Assignment:
Every entry must be output exactly as it was written.

Recorded information:
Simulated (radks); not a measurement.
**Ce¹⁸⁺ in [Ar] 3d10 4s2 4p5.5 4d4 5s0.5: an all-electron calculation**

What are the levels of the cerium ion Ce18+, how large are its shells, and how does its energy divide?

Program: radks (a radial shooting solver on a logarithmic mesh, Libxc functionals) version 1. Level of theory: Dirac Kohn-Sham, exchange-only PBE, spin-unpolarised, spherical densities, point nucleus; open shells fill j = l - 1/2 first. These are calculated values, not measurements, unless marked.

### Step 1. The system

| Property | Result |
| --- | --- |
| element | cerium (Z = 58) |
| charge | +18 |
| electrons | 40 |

Answer space:
Simulated (radks); not a measurement.
**Ce¹⁸⁺ in [Ar] 3d10 4s2 4p5.5 4d4 5s0.5: an all-electron calculation**

What are the levels of the cerium ion Ce18+, how large are its shells, and how does its energy divide?

Program: radks (a radial shooting solver on a logarithmic mesh, Libxc functionals) version 1. Level of theory: Dirac Kohn-Sham, exchange-only PBE, spin-unpolarised, spherical densities, point nucleus; open shells fill j = l - 1/2 first. These are calculated values, not measurements, unless marked.

### Step 1. The system

| Property | Result |
| --- | --- |
| element | cerium (Z = 58) |
| charge | +18 |
| electrons | 40 |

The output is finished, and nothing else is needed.